• **Assignment**: Transcribe the data exactly, stopping after the "67 As p, 31 B p |" line.

[Data excerpts Boundary: Start]

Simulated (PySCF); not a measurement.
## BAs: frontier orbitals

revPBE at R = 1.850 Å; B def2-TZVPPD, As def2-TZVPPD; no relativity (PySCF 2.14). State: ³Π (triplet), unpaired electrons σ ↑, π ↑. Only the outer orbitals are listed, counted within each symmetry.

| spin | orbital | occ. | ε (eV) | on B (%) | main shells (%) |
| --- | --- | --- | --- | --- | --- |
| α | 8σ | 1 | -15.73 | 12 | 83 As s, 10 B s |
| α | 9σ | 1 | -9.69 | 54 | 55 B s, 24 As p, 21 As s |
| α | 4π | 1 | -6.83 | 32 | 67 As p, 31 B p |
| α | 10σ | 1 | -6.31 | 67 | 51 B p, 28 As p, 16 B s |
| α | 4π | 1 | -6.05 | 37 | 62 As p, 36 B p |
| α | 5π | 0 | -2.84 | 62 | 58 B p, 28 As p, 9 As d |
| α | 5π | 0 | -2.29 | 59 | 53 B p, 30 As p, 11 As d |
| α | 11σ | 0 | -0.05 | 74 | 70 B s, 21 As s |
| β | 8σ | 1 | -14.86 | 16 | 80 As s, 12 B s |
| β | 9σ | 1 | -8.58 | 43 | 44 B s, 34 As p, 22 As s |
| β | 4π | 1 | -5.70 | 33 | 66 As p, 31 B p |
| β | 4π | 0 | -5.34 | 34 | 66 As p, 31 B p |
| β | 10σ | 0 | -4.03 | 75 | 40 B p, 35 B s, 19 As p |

[Data excerpts Boundary: End]

• **Answer space**:
Simulated (PySCF); not a measurement.
## BAs: frontier orbitals

revPBE at R = 1.850 Å; B def2-TZVPPD, As def2-TZVPPD; no relativity (PySCF 2.14). State: ³Π (triplet), unpaired electrons σ ↑, π ↑. Only the outer orbitals are listed, counted within each symmetry.

| spin | orbital | occ. | ε (eV) | on B (%) | main shells (%) |
| --- | --- | --- | --- | --- | --- |
| α | 8σ | 1 | -15.73 | 12 | 83 As s, 10 B s |
| α | 9σ | 1 | -9.69 | 54 | 55 B s, 24 As p, 21 As s |
| α | 4π | 1 | -6.83 | 32 | 67 As p, 31 B p |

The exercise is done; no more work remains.